Brief ▸ Up to and including the line with "Potentials or basis: VASP", repeat every line of the listing exactly, beginning at the first.

═════ Dataset excerpts

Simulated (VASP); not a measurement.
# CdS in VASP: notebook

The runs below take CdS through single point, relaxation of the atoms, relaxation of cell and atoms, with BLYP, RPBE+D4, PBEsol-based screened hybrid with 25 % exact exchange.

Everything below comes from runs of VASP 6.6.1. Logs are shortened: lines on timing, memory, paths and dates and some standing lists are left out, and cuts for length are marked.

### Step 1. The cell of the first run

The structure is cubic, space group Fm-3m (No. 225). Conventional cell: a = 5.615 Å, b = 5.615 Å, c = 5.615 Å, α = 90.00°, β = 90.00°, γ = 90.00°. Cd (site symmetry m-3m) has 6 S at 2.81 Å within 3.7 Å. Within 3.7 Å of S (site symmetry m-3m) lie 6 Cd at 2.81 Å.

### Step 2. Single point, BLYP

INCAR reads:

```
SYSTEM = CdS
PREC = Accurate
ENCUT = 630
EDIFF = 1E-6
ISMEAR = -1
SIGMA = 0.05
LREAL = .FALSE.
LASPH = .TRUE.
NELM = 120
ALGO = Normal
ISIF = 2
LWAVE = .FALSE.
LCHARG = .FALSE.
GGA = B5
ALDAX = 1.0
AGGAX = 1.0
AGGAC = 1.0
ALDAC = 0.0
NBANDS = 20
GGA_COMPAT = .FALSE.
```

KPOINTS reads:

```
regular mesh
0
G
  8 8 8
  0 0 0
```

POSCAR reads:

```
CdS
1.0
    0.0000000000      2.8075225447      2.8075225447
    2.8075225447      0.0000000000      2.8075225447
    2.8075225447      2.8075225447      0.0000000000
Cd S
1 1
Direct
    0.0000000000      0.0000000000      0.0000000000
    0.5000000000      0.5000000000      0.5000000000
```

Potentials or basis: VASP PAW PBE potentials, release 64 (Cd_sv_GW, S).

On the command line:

══════════

Exercise result ▸
Simulated (VASP); not a measurement.
# CdS in VASP: notebook

The runs below take CdS through single point, relaxation of the atoms, relaxation of cell and atoms, with BLYP, RPBE+D4, PBEsol-based screened hybrid with 25 % exact exchange.

Everything below comes from runs of VASP 6.6.1. Logs are shortened: lines on timing, memory, paths and dates and some standing lists are left out, and cuts for length are marked.

### Step 1. The cell of the first run

The structure is cubic, space group Fm-3m (No. 225). Conventional cell: a = 5.615 Å, b = 5.615 Å, c = 5.615 Å, α = 90.00°, β = 90.00°, γ = 90.00°. Cd (site symmetry m-3m) has 6 S at 2.81 Å within 3.7 Å. Within 3.7 Å of S (site symmetry m-3m) lie 6 Cd at 2.81 Å.

### Step 2. Single point, BLYP

INCAR reads:

```
SYSTEM = CdS
PREC = Accurate
ENCUT = 630
EDIFF = 1E-6
ISMEAR = -1
SIGMA = 0.05
LREAL = .FALSE.
LASPH = .TRUE.
NELM = 120
ALGO = Normal
ISIF = 2
LWAVE = .FALSE.
LCHARG = .FALSE.
GGA = B5
ALDAX = 1.0
AGGAX = 1.0
AGGAC = 1.0
ALDAC = 0.0
NBANDS = 20
GGA_COMPAT = .FALSE.
```

KPOINTS reads:

```
regular mesh
0
G
  8 8 8
  0 0 0
```

POSCAR reads:

```
CdS
1.0
    0.0000000000      2.8075225447      2.8075225447
    2.8075225447      0.0000000000      2.8075225447
    2.8075225447      2.8075225447      0.0000000000
Cd S
1 1
Direct
    0.0000000000      0.0000000000      0.0000000000
    0.5000000000      0.5000000000      0.5000000000
```

Potentials or basis: VASP PAW PBE potentials, release 64 (Cd_sv_GW, S).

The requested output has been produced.